Required action ▸ Nothing in the entries may be altered; copy them all exactly.

Data listing ▸
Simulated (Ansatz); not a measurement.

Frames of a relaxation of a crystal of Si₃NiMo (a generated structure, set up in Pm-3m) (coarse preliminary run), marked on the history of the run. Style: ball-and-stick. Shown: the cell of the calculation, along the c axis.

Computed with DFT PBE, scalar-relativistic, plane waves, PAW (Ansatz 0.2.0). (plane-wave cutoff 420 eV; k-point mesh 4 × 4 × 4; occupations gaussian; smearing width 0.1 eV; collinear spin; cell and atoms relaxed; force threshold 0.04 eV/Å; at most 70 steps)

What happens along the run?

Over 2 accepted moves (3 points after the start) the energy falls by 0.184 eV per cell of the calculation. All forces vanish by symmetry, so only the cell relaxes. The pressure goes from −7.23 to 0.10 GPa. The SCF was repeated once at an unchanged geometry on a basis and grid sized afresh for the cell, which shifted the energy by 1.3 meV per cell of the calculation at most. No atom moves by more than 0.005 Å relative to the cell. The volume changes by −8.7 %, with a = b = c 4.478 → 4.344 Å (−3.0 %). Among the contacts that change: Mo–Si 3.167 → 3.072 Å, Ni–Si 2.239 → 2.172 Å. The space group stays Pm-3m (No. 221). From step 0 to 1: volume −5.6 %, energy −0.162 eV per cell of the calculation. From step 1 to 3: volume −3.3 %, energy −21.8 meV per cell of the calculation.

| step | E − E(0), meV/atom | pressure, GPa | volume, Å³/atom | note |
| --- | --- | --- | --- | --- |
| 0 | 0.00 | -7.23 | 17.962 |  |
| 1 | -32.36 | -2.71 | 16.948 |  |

Response ▸
Simulated (Ansatz); not a measurement.

Frames of a relaxation of a crystal of Si₃NiMo (a generated structure, set up in Pm-3m) (coarse preliminary run), marked on the history of the run. Style: ball-and-stick. Shown: the cell of the calculation, along the c axis.

Computed with DFT PBE, scalar-relativistic, plane waves, PAW (Ansatz 0.2.0). (plane-wave cutoff 420 eV; k-point mesh 4 × 4 × 4; occupations gaussian; smearing width 0.1 eV; collinear spin; cell and atoms relaxed; force threshold 0.04 eV/Å; at most 70 steps)

What happens along the run?

Over 2 accepted moves (3 points after the start) the energy falls by 0.184 eV per cell of the calculation. All forces vanish by symmetry, so only the cell relaxes. The pressure goes from −7.23 to 0.10 GPa. The SCF was repeated once at an unchanged geometry on a basis and grid sized afresh for the cell, which shifted the energy by 1.3 meV per cell of the calculation at most. No atom moves by more than 0.005 Å relative to the cell. The volume changes by −8.7 %, with a = b = c 4.478 → 4.344 Å (−3.0 %). Among the contacts that change: Mo–Si 3.167 → 3.072 Å, Ni–Si 2.239 → 2.172 Å. The space group stays Pm-3m (No. 221). From step 0 to 1: volume −5.6 %, energy −0.162 eV per cell of the calculation. From step 1 to 3: volume −3.3 %, energy −21.8 meV per cell of the calculation.

| step | E − E(0), meV/atom | pressure, GPa | volume, Å³/atom | note |
| --- | --- | --- | --- | --- |
| 0 | 0.00 | -7.23 | 17.962 |  |
| 1 | -32.36 | -2.71 | 16.948 |  |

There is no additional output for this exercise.